------ Material provided

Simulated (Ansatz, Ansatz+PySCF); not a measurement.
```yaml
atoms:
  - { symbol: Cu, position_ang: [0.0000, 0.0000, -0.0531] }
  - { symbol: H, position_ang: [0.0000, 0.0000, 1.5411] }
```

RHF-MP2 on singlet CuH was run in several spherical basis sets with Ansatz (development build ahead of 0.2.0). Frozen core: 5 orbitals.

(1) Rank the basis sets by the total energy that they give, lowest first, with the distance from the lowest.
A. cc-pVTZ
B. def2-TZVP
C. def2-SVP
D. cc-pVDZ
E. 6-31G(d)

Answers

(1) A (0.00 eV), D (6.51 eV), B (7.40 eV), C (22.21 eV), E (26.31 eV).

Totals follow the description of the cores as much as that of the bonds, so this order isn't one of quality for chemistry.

------------

Activity – Each line above should appear again, reproduced exactly.

Solution –
Simulated (Ansatz, Ansatz+PySCF); not a measurement.
```yaml
atoms:
  - { symbol: Cu, position_ang: [0.0000, 0.0000, -0.0531] }
  - { symbol: H, position_ang: [0.0000, 0.0000, 1.5411] }
```

RHF-MP2 on singlet CuH was run in several spherical basis sets with Ansatz (development build ahead of 0.2.0). Frozen core: 5 orbitals.

(1) Rank the basis sets by the total energy that they give, lowest first, with the distance from the lowest.
A. cc-pVTZ
B. def2-TZVP
C. def2-SVP
D. cc-pVDZ
E. 6-31G(d)

Answers

(1) A (0.00 eV), D (6.51 eV), B (7.40 eV), C (22.21 eV), E (26.31 eV).

Totals follow the description of the cores as much as that of the bonds, so this order isn't one of quality for chemistry.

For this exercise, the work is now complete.